**Work request**.
Nothing outside the range is wanted. Repeat exactly the lines below from the one with "Model: multi-fluid Helmholtz-energy" through the one with "No azeotrope shows between x = 0.05 and 0.95.".

--------------------------------------------------

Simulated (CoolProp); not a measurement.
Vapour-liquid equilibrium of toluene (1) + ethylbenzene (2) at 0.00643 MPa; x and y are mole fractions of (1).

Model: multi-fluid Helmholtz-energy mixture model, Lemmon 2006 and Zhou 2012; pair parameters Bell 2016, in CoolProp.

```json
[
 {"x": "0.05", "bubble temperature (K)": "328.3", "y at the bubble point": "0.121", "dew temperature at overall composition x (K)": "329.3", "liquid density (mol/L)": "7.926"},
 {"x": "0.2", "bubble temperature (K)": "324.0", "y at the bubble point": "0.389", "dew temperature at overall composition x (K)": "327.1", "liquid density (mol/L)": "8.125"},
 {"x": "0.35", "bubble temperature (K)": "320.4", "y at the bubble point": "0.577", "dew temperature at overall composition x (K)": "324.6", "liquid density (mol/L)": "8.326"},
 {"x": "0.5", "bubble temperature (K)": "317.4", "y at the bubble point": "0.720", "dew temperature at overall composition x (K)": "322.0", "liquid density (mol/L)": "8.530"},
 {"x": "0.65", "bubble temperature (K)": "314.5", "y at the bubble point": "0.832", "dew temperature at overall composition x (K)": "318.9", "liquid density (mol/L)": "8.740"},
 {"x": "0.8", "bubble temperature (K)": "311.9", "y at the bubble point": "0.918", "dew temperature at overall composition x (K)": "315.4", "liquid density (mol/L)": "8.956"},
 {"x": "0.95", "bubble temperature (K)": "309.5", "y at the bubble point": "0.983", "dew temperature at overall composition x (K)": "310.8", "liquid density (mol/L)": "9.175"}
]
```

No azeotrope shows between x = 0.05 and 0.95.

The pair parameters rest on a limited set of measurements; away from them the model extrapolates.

--------------------------------------------------

**Response area**.
Model: multi-fluid Helmholtz-energy mixture model, Lemmon 2006 and Zhou 2012; pair parameters Bell 2016, in CoolProp.

```json
[
 {"x": "0.05", "bubble temperature (K)": "328.3", "y at the bubble point": "0.121", "dew temperature at overall composition x (K)": "329.3", "liquid density (mol/L)": "7.926"},
 {"x": "0.2", "bubble temperature (K)": "324.0", "y at the bubble point": "0.389", "dew temperature at overall composition x (K)": "327.1", "liquid density (mol/L)": "8.125"},
 {"x": "0.35", "bubble temperature (K)": "320.4", "y at the bubble point": "0.577", "dew temperature at overall composition x (K)": "324.6", "liquid density (mol/L)": "8.326"},
 {"x": "0.5", "bubble temperature (K)": "317.4", "y at the bubble point": "0.720", "dew temperature at overall composition x (K)": "322.0", "liquid density (mol/L)": "8.530"},
 {"x": "0.65", "bubble temperature (K)": "314.5", "y at the bubble point": "0.832", "dew temperature at overall composition x (K)": "318.9", "liquid density (mol/L)": "8.740"},
 {"x": "0.8", "bubble temperature (K)": "311.9", "y at the bubble point": "0.918", "dew temperature at overall composition x (K)": "315.4", "liquid density (mol/L)": "8.956"},
 {"x": "0.95", "bubble temperature (K)": "309.5", "y at the bubble point": "0.983", "dew temperature at overall composition x (K)": "310.8", "liquid density (mol/L)": "9.175"}
]
```

No azeotrope shows between x = 0.05 and 0.95.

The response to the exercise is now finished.